Work order >> All entries must be transcribed exactly, down to the last character.

Extracted material >>
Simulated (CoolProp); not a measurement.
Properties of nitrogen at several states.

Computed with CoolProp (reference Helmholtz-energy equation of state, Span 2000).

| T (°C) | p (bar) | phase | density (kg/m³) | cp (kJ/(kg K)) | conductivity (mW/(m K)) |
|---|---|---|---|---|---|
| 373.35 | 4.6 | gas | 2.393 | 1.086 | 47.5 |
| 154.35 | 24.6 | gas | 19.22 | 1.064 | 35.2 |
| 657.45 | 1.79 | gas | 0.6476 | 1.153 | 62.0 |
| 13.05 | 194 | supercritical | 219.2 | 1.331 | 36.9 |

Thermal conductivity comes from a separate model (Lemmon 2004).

Your solution >>
Simulated (CoolProp); not a measurement.
Properties of nitrogen at several states.

Computed with CoolProp (reference Helmholtz-energy equation of state, Span 2000).

| T (°C) | p (bar) | phase | density (kg/m³) | cp (kJ/(kg K)) | conductivity (mW/(m K)) |
|---|---|---|---|---|---|
| 373.35 | 4.6 | gas | 2.393 | 1.086 | 47.5 |
| 154.35 | 24.6 | gas | 19.22 | 1.064 | 35.2 |
| 657.45 | 1.79 | gas | 0.6476 | 1.153 | 62.0 |
| 13.05 | 194 | supercritical | 219.2 | 1.331 | 36.9 |

Thermal conductivity comes from a separate model (Lemmon 2004).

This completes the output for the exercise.